• INFORMATION SUPPLIED:
=-=-=-=-=

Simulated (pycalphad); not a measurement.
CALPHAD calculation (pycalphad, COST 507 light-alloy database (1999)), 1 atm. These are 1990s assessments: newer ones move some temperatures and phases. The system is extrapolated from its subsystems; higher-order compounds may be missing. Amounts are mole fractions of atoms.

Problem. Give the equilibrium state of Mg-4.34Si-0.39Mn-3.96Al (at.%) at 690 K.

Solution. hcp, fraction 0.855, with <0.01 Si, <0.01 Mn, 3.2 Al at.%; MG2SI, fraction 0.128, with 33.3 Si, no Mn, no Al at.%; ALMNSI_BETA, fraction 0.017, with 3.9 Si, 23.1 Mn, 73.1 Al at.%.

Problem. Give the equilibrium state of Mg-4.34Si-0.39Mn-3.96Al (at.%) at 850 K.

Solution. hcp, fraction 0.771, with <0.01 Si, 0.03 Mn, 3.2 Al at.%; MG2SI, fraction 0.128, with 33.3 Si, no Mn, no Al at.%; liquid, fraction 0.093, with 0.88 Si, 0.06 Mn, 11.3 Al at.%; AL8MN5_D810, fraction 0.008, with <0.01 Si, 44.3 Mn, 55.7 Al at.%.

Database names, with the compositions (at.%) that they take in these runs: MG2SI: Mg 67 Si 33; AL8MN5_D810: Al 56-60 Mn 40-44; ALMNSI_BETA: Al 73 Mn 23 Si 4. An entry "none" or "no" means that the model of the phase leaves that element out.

=-=-=-=-=

• WORK TASK: Would you quote everything above from the line containing "(at.%) at 690 K." down to the line containing "Solution. hcp, fraction 0.771, with"? Include both of those lines and nothing else.

• PROBLEM SOLUTION:
Problem. Give the equilibrium state of Mg-4.34Si-0.39Mn-3.96Al (at.%) at 690 K.

Solution. hcp, fraction 0.855, with <0.01 Si, <0.01 Mn, 3.2 Al at.%; MG2SI, fraction 0.128, with 33.3 Si, no Mn, no Al at.%; ALMNSI_BETA, fraction 0.017, with 3.9 Si, 23.1 Mn, 73.1 Al at.%.

Problem. Give the equilibrium state of Mg-4.34Si-0.39Mn-3.96Al (at.%) at 850 K.

Solution. hcp, fraction 0.771, with <0.01 Si, 0.03 Mn, 3.2 Al at.%; MG2SI, fraction 0.128, with 33.3 Si, no Mn, no Al at.%; liquid, fraction 0.093, with 0.88 Si, 0.06 Mn, 11.3 Al at.%; AL8MN5_D810, fraction 0.008, with <0.01 Si, 44.3 Mn, 55.7 Al at.%.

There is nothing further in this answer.